▶ [Work request]
Repeat exactly, and only, the lines below starting at the line that contains "Irrep | S | J |" and ending at the line that contains "1.98 | 1.92 |", inclusive of both.

▶ [Dataset excerpts]
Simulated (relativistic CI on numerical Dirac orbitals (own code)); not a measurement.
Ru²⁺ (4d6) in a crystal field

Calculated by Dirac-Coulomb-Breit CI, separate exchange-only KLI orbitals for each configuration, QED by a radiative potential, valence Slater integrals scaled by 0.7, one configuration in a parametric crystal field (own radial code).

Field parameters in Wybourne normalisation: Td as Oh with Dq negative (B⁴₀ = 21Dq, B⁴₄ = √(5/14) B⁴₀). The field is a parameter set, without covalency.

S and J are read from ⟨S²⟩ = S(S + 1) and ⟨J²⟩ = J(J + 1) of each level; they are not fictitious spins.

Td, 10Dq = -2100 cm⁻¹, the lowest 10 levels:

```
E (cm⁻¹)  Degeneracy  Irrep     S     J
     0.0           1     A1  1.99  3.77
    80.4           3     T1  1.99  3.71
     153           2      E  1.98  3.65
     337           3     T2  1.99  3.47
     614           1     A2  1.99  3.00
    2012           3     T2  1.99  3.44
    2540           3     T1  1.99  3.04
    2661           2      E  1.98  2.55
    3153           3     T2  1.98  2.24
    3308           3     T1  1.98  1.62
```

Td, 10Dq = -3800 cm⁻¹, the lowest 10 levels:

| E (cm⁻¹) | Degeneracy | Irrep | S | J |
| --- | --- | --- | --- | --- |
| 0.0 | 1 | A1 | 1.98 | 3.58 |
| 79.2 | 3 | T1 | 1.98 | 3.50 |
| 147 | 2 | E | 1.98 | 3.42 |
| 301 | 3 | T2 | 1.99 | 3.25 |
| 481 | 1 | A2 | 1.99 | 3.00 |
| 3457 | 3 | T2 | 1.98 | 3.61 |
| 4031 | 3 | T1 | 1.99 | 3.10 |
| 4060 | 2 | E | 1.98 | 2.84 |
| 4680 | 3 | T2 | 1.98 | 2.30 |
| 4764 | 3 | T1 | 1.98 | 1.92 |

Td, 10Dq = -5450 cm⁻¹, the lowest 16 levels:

▶ [Your solution]
| E (cm⁻¹) | Degeneracy | Irrep | S | J |
| --- | --- | --- | --- | --- |
| 0.0 | 1 | A1 | 1.98 | 3.58 |
| 79.2 | 3 | T1 | 1.98 | 3.50 |
| 147 | 2 | E | 1.98 | 3.42 |
| 301 | 3 | T2 | 1.99 | 3.25 |
| 481 | 1 | A2 | 1.99 | 3.00 |
| 3457 | 3 | T2 | 1.98 | 3.61 |
| 4031 | 3 | T1 | 1.99 | 3.10 |
| 4060 | 2 | E | 1.98 | 2.84 |
| 4680 | 3 | T2 | 1.98 | 2.30 |
| 4764 | 3 | T1 | 1.98 | 1.92 |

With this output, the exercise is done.